=== ASSIGNED TASK ===
Please copy exactly the lines that run from the start of the entries to the line containing "be the lowest.", inclusive.

________________________________________

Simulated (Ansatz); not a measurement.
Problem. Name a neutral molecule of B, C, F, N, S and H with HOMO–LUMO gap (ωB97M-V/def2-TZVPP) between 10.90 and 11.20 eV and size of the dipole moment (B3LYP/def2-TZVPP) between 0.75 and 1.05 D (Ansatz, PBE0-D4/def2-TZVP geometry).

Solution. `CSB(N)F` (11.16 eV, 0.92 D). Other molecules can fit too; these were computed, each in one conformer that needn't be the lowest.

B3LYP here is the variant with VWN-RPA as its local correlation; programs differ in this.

________________________________________

=== EXERCISE OUTPUT ===
Simulated (Ansatz); not a measurement.
Problem. Name a neutral molecule of B, C, F, N, S and H with HOMO–LUMO gap (ωB97M-V/def2-TZVPP) between 10.90 and 11.20 eV and size of the dipole moment (B3LYP/def2-TZVPP) between 0.75 and 1.05 D (Ansatz, PBE0-D4/def2-TZVP geometry).

Solution. `CSB(N)F` (11.16 eV, 0.92 D). Other molecules can fit too; these were computed, each in one conformer that needn't be the lowest.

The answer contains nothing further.